### Dataset excerpts
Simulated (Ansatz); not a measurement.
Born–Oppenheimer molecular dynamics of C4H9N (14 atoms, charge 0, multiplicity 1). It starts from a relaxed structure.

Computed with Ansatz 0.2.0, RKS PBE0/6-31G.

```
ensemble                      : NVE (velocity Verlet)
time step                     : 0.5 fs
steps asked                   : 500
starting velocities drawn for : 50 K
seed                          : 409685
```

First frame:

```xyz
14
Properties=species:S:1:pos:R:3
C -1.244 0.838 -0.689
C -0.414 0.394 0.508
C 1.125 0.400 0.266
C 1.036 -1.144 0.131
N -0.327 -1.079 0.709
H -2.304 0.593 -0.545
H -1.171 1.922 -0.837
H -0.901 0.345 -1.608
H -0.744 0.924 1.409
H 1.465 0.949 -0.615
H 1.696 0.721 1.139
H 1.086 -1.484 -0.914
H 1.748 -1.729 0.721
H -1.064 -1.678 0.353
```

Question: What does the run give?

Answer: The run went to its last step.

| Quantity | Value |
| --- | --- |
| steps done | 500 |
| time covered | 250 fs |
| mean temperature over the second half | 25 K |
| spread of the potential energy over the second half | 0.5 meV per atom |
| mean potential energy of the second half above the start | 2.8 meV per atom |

### Exercise
Set down verbatim only the lines between the start of the data above and the line with "0.5 meV per atom |", both boundaries included.

### Exercise answer
Simulated (Ansatz); not a measurement.
Born–Oppenheimer molecular dynamics of C4H9N (14 atoms, charge 0, multiplicity 1). It starts from a relaxed structure.

Computed with Ansatz 0.2.0, RKS PBE0/6-31G.

```
ensemble                      : NVE (velocity Verlet)
time step                     : 0.5 fs
steps asked                   : 500
starting velocities drawn for : 50 K
seed                          : 409685
```

First frame:

```xyz
14
Properties=species:S:1:pos:R:3
C -1.244 0.838 -0.689
C -0.414 0.394 0.508
C 1.125 0.400 0.266
C 1.036 -1.144 0.131
N -0.327 -1.079 0.709
H -2.304 0.593 -0.545
H -1.171 1.922 -0.837
H -0.901 0.345 -1.608
H -0.744 0.924 1.409
H 1.465 0.949 -0.615
H 1.696 0.721 1.139
H 1.086 -1.484 -0.914
H 1.748 -1.729 0.721
H -1.064 -1.678 0.353
```

Question: What does the run give?

Answer: The run went to its last step.

| Quantity | Value |
| --- | --- |
| steps done | 500 |
| time covered | 250 fs |
| mean temperature over the second half | 25 K |
| spread of the potential energy over the second half | 0.5 meV per atom |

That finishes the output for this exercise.